- _EXERCISE_:
Send back the records in full, character for character.

*** RECORDED DATA ***

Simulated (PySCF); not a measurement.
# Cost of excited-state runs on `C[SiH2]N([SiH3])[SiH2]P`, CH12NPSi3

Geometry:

***

- _ANSWER SPACE_:
Simulated (PySCF); not a measurement.
# Cost of excited-state runs on `C[SiH2]N([SiH3])[SiH2]P`, CH12NPSi3

Geometry:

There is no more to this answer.